++++
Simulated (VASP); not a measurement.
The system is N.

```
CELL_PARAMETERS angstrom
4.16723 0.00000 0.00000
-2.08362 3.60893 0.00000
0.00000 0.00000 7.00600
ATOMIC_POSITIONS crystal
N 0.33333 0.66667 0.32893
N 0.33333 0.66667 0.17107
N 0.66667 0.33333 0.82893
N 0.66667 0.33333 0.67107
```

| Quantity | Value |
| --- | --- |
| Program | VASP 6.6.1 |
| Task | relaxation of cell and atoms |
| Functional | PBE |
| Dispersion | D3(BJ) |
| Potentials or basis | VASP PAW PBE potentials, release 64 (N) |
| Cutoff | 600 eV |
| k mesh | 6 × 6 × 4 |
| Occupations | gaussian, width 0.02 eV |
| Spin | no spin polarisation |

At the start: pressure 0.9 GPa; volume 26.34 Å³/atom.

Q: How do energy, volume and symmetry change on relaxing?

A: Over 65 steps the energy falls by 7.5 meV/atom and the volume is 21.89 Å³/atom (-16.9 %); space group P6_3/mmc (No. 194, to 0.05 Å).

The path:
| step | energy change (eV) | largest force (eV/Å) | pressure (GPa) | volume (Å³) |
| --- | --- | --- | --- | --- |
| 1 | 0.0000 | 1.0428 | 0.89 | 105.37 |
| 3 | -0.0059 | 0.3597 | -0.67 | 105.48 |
++++

A word-for-word copy of the lines above from the one with "At the start: pressure" through the one with "0.89 | 105.37 |", inclusive, is the only output wanted.

At the start: pressure 0.9 GPa; volume 26.34 Å³/atom.

Q: How do energy, volume and symmetry change on relaxing?

A: Over 65 steps the energy falls by 7.5 meV/atom and the volume is 21.89 Å³/atom (-16.9 %); space group P6_3/mmc (No. 194, to 0.05 Å).

The path:
| step | energy change (eV) | largest force (eV/Å) | pressure (GPa) | volume (Å³) |
| --- | --- | --- | --- | --- |
| 1 | 0.0000 | 1.0428 | 0.89 | 105.37 |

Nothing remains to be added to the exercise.